● **Brief**: Output only the lines below that start at the line containing "Level: UHF-SCS-MP2. Li" and end at the line containing "For LiO, the", with both ends kept.

● **Recorded data**:
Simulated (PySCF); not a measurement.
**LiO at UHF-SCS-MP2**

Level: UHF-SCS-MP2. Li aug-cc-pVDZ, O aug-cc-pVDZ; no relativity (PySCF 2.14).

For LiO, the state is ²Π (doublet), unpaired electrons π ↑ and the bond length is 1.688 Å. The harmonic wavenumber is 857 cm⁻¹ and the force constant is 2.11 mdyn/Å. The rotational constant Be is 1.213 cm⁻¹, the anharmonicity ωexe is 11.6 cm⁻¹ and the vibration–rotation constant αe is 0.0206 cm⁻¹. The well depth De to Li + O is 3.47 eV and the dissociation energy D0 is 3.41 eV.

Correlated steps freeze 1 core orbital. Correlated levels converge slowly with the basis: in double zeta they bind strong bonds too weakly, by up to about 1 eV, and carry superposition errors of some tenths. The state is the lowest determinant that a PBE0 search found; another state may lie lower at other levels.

● **Response box**:
Level: UHF-SCS-MP2. Li aug-cc-pVDZ, O aug-cc-pVDZ; no relativity (PySCF 2.14).

For LiO, the state is ²Π (doublet), unpaired electrons π ↑ and the bond length is 1.688 Å. The harmonic wavenumber is 857 cm⁻¹ and the force constant is 2.11 mdyn/Å. The rotational constant Be is 1.213 cm⁻¹, the anharmonicity ωexe is 11.6 cm⁻¹ and the vibration–rotation constant αe is 0.0206 cm⁻¹. The well depth De to Li + O is 3.47 eV and the dissociation energy D0 is 3.41 eV.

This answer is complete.